○ ○ ○ ○

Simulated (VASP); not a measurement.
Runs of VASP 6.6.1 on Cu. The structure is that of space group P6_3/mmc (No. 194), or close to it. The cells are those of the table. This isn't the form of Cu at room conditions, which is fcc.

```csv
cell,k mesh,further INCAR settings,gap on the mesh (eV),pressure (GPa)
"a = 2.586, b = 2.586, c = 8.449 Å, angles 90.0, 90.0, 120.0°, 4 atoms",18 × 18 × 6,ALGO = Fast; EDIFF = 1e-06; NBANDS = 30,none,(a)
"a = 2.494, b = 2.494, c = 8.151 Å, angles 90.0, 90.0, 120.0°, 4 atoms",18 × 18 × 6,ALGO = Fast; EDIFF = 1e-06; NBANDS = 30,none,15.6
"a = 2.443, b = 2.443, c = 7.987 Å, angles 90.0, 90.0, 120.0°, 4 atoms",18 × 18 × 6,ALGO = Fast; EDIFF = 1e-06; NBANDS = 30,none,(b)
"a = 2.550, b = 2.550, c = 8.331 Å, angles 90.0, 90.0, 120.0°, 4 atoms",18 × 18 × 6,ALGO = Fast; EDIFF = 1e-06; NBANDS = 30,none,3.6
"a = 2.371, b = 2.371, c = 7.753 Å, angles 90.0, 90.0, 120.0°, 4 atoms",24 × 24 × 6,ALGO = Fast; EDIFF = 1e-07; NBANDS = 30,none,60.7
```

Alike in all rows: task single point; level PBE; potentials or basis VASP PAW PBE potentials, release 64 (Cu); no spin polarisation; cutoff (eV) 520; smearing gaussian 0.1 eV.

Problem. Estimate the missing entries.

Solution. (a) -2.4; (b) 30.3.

○ ○ ○ ○

Above are the entries; give them back verbatim.

:: Expected answer ::
Simulated (VASP); not a measurement.
Runs of VASP 6.6.1 on Cu. The structure is that of space group P6_3/mmc (No. 194), or close to it. The cells are those of the table. This isn't the form of Cu at room conditions, which is fcc.

```csv
cell,k mesh,further INCAR settings,gap on the mesh (eV),pressure (GPa)
"a = 2.586, b = 2.586, c = 8.449 Å, angles 90.0, 90.0, 120.0°, 4 atoms",18 × 18 × 6,ALGO = Fast; EDIFF = 1e-06; NBANDS = 30,none,(a)
"a = 2.494, b = 2.494, c = 8.151 Å, angles 90.0, 90.0, 120.0°, 4 atoms",18 × 18 × 6,ALGO = Fast; EDIFF = 1e-06; NBANDS = 30,none,15.6
"a = 2.443, b = 2.443, c = 7.987 Å, angles 90.0, 90.0, 120.0°, 4 atoms",18 × 18 × 6,ALGO = Fast; EDIFF = 1e-06; NBANDS = 30,none,(b)
"a = 2.550, b = 2.550, c = 8.331 Å, angles 90.0, 90.0, 120.0°, 4 atoms",18 × 18 × 6,ALGO = Fast; EDIFF = 1e-06; NBANDS = 30,none,3.6
"a = 2.371, b = 2.371, c = 7.753 Å, angles 90.0, 90.0, 120.0°, 4 atoms",24 × 24 × 6,ALGO = Fast; EDIFF = 1e-07; NBANDS = 30,none,60.7
```

Alike in all rows: task single point; level PBE; potentials or basis VASP PAW PBE potentials, release 64 (Cu); no spin polarisation; cutoff (eV) 520; smearing gaussian 0.1 eV.

Problem. Estimate the missing entries.

Solution. (a) -2.4; (b) 30.3.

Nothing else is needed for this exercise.